Supplied records section start

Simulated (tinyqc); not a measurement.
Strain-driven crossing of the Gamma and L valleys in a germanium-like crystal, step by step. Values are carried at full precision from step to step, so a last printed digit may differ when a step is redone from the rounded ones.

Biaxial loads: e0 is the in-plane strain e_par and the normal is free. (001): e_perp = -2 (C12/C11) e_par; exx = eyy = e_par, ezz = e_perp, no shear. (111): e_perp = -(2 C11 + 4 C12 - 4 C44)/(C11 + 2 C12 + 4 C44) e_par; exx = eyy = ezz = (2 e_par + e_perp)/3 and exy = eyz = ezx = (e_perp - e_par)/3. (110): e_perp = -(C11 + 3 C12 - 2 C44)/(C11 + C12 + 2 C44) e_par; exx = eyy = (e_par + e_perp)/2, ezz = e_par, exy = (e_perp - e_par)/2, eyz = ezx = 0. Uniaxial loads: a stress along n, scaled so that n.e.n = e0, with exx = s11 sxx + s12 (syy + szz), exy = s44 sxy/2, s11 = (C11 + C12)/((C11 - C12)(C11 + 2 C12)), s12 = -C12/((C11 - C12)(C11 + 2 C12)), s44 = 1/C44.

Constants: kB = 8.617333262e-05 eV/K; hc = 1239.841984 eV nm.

Supplied records section end

**Work task**
Word for word, copy every entry.

**Written answer**
Simulated (tinyqc); not a measurement.
Strain-driven crossing of the Gamma and L valleys in a germanium-like crystal, step by step. Values are carried at full precision from step to step, so a last printed digit may differ when a step is redone from the rounded ones.

Biaxial loads: e0 is the in-plane strain e_par and the normal is free. (001): e_perp = -2 (C12/C11) e_par; exx = eyy = e_par, ezz = e_perp, no shear. (111): e_perp = -(2 C11 + 4 C12 - 4 C44)/(C11 + 2 C12 + 4 C44) e_par; exx = eyy = ezz = (2 e_par + e_perp)/3 and exy = eyz = ezx = (e_perp - e_par)/3. (110): e_perp = -(C11 + 3 C12 - 2 C44)/(C11 + C12 + 2 C44) e_par; exx = eyy = (e_par + e_perp)/2, ezz = e_par, exy = (e_perp - e_par)/2, eyz = ezx = 0. Uniaxial loads: a stress along n, scaled so that n.e.n = e0, with exx = s11 sxx + s12 (syy + szz), exy = s44 sxy/2, s11 = (C11 + C12)/((C11 - C12)(C11 + 2 C12)), s12 = -C12/((C11 - C12)(C11 + 2 C12)), s44 = 1/C44.

Constants: kB = 8.617333262e-05 eV/K; hc = 1239.841984 eV nm.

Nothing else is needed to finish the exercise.